■ **DATA LISTING**

---*---

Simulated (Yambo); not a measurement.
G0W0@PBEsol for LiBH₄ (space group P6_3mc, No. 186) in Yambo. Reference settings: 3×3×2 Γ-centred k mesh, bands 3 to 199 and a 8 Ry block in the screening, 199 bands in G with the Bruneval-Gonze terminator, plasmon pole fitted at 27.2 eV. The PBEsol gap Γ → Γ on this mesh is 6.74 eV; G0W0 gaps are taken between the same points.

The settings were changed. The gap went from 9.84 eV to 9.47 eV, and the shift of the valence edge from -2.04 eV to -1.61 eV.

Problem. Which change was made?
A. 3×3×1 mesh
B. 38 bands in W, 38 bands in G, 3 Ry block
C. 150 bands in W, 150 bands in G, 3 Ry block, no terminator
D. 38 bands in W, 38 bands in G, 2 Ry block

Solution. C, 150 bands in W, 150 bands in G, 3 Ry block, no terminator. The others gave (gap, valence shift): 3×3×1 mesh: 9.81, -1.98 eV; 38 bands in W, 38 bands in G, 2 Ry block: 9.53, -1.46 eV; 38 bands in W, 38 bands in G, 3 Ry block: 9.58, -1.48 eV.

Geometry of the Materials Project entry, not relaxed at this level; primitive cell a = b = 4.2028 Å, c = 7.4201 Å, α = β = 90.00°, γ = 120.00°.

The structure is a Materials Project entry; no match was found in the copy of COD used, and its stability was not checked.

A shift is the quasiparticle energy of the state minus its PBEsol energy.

---*---

Print exactly the lines above, between the one holding "G0W0@PBEsol for LiBH₄" and the one holding "A. 3×3×1 mesh", inclusive, and nothing besides.

■ **RESPONSE AREA**
G0W0@PBEsol for LiBH₄ (space group P6_3mc, No. 186) in Yambo. Reference settings: 3×3×2 Γ-centred k mesh, bands 3 to 199 and a 8 Ry block in the screening, 199 bands in G with the Bruneval-Gonze terminator, plasmon pole fitted at 27.2 eV. The PBEsol gap Γ → Γ on this mesh is 6.74 eV; G0W0 gaps are taken between the same points.

The settings were changed. The gap went from 9.84 eV to 9.47 eV, and the shift of the valence edge from -2.04 eV to -1.61 eV.

Problem. Which change was made?
A. 3×3×1 mesh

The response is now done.